§ **Brief**
Begin at the first line of the records below and, please, give each line again exactly until the line with "2.74 | 3.69 |" is included.

------ Provided information ------

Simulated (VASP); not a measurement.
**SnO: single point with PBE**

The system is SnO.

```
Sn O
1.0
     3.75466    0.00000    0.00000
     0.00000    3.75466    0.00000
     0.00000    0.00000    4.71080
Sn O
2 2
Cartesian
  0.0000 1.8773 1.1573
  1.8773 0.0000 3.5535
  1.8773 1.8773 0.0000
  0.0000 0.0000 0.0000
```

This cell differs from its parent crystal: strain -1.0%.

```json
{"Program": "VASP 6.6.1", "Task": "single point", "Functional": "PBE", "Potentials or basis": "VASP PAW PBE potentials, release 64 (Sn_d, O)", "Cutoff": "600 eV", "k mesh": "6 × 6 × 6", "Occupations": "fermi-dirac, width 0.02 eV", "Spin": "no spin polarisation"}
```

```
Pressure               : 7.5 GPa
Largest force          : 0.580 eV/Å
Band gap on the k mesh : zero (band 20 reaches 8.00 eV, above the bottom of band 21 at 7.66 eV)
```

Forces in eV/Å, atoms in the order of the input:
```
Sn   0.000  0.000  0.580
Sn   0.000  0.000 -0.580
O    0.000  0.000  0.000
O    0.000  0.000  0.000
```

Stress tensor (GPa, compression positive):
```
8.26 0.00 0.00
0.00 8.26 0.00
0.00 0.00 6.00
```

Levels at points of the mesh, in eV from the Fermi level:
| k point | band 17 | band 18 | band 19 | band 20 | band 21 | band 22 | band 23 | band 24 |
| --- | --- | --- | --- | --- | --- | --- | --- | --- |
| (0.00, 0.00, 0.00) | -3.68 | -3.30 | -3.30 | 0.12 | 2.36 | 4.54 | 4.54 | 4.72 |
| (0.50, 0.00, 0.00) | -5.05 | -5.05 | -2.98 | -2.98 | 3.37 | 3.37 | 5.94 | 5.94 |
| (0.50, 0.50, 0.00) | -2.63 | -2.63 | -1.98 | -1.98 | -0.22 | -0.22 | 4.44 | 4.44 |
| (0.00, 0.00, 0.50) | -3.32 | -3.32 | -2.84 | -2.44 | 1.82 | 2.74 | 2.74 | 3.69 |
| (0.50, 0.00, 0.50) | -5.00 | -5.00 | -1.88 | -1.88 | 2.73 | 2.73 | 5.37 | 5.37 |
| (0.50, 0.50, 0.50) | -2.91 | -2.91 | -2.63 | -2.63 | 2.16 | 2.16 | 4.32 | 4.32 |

------

§ **Task solution**
Simulated (VASP); not a measurement.
**SnO: single point with PBE**

The system is SnO.

```
Sn O
1.0
     3.75466    0.00000    0.00000
     0.00000    3.75466    0.00000
     0.00000    0.00000    4.71080
Sn O
2 2
Cartesian
  0.0000 1.8773 1.1573
  1.8773 0.0000 3.5535
  1.8773 1.8773 0.0000
  0.0000 0.0000 0.0000
```

This cell differs from its parent crystal: strain -1.0%.

```json
{"Program": "VASP 6.6.1", "Task": "single point", "Functional": "PBE", "Potentials or basis": "VASP PAW PBE potentials, release 64 (Sn_d, O)", "Cutoff": "600 eV", "k mesh": "6 × 6 × 6", "Occupations": "fermi-dirac, width 0.02 eV", "Spin": "no spin polarisation"}
```

```
Pressure               : 7.5 GPa
Largest force          : 0.580 eV/Å
Band gap on the k mesh : zero (band 20 reaches 8.00 eV, above the bottom of band 21 at 7.66 eV)
```

Forces in eV/Å, atoms in the order of the input:
```
Sn   0.000  0.000  0.580
Sn   0.000  0.000 -0.580
O    0.000  0.000  0.000
O    0.000  0.000  0.000
```

Stress tensor (GPa, compression positive):
```
8.26 0.00 0.00
0.00 8.26 0.00
0.00 0.00 6.00
```

Levels at points of the mesh, in eV from the Fermi level:
| k point | band 17 | band 18 | band 19 | band 20 | band 21 | band 22 | band 23 | band 24 |
| --- | --- | --- | --- | --- | --- | --- | --- | --- |
| (0.00, 0.00, 0.00) | -3.68 | -3.30 | -3.30 | 0.12 | 2.36 | 4.54 | 4.54 | 4.72 |
| (0.50, 0.00, 0.00) | -5.05 | -5.05 | -2.98 | -2.98 | 3.37 | 3.37 | 5.94 | 5.94 |
| (0.50, 0.50, 0.00) | -2.63 | -2.63 | -1.98 | -1.98 | -0.22 | -0.22 | 4.44 | 4.44 |
| (0.00, 0.00, 0.50) | -3.32 | -3.32 | -2.84 | -2.44 | 1.82 | 2.74 | 2.74 | 3.69 |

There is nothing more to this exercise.